| Supplied material |
|---|
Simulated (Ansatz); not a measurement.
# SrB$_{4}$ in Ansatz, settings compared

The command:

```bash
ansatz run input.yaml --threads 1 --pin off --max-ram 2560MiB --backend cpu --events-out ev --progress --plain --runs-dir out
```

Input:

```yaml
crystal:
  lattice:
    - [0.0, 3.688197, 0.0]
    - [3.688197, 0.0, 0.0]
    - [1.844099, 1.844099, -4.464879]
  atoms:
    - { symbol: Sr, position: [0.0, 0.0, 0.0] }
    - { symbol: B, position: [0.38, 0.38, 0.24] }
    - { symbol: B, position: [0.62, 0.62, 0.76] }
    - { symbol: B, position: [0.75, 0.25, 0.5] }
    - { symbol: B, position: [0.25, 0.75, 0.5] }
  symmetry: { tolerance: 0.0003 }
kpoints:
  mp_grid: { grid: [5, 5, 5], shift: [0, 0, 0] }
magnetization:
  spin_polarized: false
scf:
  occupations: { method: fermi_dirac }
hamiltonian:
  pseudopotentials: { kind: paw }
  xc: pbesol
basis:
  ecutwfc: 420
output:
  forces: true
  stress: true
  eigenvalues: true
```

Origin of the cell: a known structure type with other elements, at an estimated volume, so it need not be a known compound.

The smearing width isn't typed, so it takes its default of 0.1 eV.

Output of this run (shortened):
|---|

| Activity |
Reproduce exactly, please, only the lines from the start of the data above to the line that contains "The smearing width", with both ends kept.

| Written answer |
Simulated (Ansatz); not a measurement.
# SrB$_{4}$ in Ansatz, settings compared

The command:

```bash
ansatz run input.yaml --threads 1 --pin off --max-ram 2560MiB --backend cpu --events-out ev --progress --plain --runs-dir out
```

Input:

```yaml
crystal:
  lattice:
    - [0.0, 3.688197, 0.0]
    - [3.688197, 0.0, 0.0]
    - [1.844099, 1.844099, -4.464879]
  atoms:
    - { symbol: Sr, position: [0.0, 0.0, 0.0] }
    - { symbol: B, position: [0.38, 0.38, 0.24] }
    - { symbol: B, position: [0.62, 0.62, 0.76] }
    - { symbol: B, position: [0.75, 0.25, 0.5] }
    - { symbol: B, position: [0.25, 0.75, 0.5] }
  symmetry: { tolerance: 0.0003 }
kpoints:
  mp_grid: { grid: [5, 5, 5], shift: [0, 0, 0] }
magnetization:
  spin_polarized: false
scf:
  occupations: { method: fermi_dirac }
hamiltonian:
  pseudopotentials: { kind: paw }
  xc: pbesol
basis:
  ecutwfc: 420
output:
  forces: true
  stress: true
  eigenvalues: true
```

Origin of the cell: a known structure type with other elements, at an estimated volume, so it need not be a known compound.

The smearing width isn't typed, so it takes its default of 0.1 eV.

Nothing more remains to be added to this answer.